# BRIEF
Only the lines of the data below from the one with "A) PtPb, NiAs type" through the one with "Result: B, NiPt, R-3m (Ni on 3a, Pt on 3b)" are wanted. Repeat them exactly.

# EXTRACTED DATA
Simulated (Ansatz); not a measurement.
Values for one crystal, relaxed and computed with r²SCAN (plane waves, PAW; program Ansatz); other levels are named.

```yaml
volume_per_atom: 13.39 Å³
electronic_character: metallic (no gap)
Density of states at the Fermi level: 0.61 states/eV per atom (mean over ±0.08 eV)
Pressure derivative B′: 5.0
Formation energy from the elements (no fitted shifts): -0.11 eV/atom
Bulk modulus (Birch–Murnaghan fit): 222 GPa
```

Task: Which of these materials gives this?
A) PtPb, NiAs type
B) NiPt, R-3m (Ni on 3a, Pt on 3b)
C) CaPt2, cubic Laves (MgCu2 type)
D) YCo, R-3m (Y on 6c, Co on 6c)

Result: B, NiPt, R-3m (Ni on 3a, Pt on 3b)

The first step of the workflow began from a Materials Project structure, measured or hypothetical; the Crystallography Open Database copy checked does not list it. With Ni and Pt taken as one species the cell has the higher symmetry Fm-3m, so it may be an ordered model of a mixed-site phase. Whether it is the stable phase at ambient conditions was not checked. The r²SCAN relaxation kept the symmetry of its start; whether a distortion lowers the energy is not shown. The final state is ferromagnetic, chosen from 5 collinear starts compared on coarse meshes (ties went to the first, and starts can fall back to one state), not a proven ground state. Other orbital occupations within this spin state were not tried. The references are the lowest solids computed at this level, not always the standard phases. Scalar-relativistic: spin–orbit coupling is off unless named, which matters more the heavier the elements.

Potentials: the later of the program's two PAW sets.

# TASK ANSWER
A) PtPb, NiAs type
B) NiPt, R-3m (Ni on 3a, Pt on 3b)
C) CaPt2, cubic Laves (MgCu2 type)
D) YCo, R-3m (Y on 6c, Co on 6c)

Result: B, NiPt, R-3m (Ni on 3a, Pt on 3b)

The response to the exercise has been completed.